---- Data extracts

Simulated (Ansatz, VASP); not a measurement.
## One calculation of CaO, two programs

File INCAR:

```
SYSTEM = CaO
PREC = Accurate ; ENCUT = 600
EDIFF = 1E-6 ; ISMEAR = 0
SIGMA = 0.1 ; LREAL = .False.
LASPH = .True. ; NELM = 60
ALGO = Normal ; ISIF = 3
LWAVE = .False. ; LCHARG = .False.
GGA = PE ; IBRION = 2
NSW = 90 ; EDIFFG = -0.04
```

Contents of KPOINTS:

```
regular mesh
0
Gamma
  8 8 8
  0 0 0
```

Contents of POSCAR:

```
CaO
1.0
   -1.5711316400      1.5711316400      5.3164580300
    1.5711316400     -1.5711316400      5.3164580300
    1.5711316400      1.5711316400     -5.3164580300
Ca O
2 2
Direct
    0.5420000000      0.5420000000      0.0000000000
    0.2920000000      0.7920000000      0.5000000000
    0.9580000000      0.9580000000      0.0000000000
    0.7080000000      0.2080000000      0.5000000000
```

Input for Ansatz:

--------

## Exercise
Give the entries again in full, with nothing changed.

## Written response
Simulated (Ansatz, VASP); not a measurement.
## One calculation of CaO, two programs

File INCAR:

```
SYSTEM = CaO
PREC = Accurate ; ENCUT = 600
EDIFF = 1E-6 ; ISMEAR = 0
SIGMA = 0.1 ; LREAL = .False.
LASPH = .True. ; NELM = 60
ALGO = Normal ; ISIF = 3
LWAVE = .False. ; LCHARG = .False.
GGA = PE ; IBRION = 2
NSW = 90 ; EDIFFG = -0.04
```

Contents of KPOINTS:

```
regular mesh
0
Gamma
  8 8 8
  0 0 0
```

Contents of POSCAR:

```
CaO
1.0
   -1.5711316400      1.5711316400      5.3164580300
    1.5711316400     -1.5711316400      5.3164580300
    1.5711316400      1.5711316400     -5.3164580300
Ca O
2 2
Direct
    0.5420000000      0.5420000000      0.0000000000
    0.2920000000      0.7920000000      0.5000000000
    0.9580000000      0.9580000000      0.0000000000
    0.7080000000      0.2080000000      0.5000000000
```

Input for Ansatz:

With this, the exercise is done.